● **Data extracts**:

──────────────────────────────

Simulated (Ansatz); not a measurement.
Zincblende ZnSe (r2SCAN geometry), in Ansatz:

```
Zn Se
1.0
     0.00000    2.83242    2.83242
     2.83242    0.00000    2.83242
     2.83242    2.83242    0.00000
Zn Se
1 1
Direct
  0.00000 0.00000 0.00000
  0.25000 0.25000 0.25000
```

──────────────────────────────

● **Assignment**: Everything in the data must be repeated exactly; leave no line out.

● **Reply**:
Simulated (Ansatz); not a measurement.
Zincblende ZnSe (r2SCAN geometry), in Ansatz:

```
Zn Se
1.0
     0.00000    2.83242    2.83242
     2.83242    0.00000    2.83242
     2.83242    2.83242    0.00000
Zn Se
1 1
Direct
  0.00000 0.00000 0.00000
  0.25000 0.25000 0.25000
```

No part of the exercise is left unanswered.